Assigned task: Give back the full set of entries exactly, keeping each line intact.

[Opening Supplied material section]

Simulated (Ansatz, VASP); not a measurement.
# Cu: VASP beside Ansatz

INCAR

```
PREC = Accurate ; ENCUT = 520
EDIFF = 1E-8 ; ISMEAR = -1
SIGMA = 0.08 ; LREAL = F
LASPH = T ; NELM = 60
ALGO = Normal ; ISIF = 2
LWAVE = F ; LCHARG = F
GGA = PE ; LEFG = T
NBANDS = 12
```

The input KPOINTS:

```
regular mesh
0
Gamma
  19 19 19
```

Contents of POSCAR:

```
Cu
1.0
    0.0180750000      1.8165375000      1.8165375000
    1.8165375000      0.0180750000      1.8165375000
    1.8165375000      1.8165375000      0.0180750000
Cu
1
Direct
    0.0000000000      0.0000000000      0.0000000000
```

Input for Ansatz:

[Closing Supplied material section]

Exercise result:
Simulated (Ansatz, VASP); not a measurement.
# Cu: VASP beside Ansatz

INCAR

```
PREC = Accurate ; ENCUT = 520
EDIFF = 1E-8 ; ISMEAR = -1
SIGMA = 0.08 ; LREAL = F
LASPH = T ; NELM = 60
ALGO = Normal ; ISIF = 2
LWAVE = F ; LCHARG = F
GGA = PE ; LEFG = T
NBANDS = 12
```

The input KPOINTS:

```
regular mesh
0
Gamma
  19 19 19
```

Contents of POSCAR:

```
Cu
1.0
    0.0180750000      1.8165375000      1.8165375000
    1.8165375000      0.0180750000      1.8165375000
    1.8165375000      1.8165375000      0.0180750000
Cu
1
Direct
    0.0000000000      0.0000000000      0.0000000000
```

Input for Ansatz:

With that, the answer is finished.